-- WORK REQUEST --
Below are some records. Print exactly the lines between the one holding "These are simulated" and the one holding "The symmetry is", inclusive, and nothing else.

----- EXTRACTED INFORMATION -----

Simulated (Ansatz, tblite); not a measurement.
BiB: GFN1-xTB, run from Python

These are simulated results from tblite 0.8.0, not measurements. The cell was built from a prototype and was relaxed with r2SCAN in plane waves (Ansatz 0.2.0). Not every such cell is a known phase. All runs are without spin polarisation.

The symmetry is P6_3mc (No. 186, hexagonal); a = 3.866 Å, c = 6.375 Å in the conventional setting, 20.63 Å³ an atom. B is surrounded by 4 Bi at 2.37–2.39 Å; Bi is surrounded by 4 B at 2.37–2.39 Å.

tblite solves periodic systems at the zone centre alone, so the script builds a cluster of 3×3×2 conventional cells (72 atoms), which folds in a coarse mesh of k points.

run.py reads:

-----

-- ANSWER AREA --
These are simulated results from tblite 0.8.0, not measurements. The cell was built from a prototype and was relaxed with r2SCAN in plane waves (Ansatz 0.2.0). Not every such cell is a known phase. All runs are without spin polarisation.

The symmetry is P6_3mc (No. 186, hexagonal); a = 3.866 Å, c = 6.375 Å in the conventional setting, 20.63 Å³ an atom. B is surrounded by 4 Bi at 2.37–2.39 Å; Bi is surrounded by 4 B at 2.37–2.39 Å.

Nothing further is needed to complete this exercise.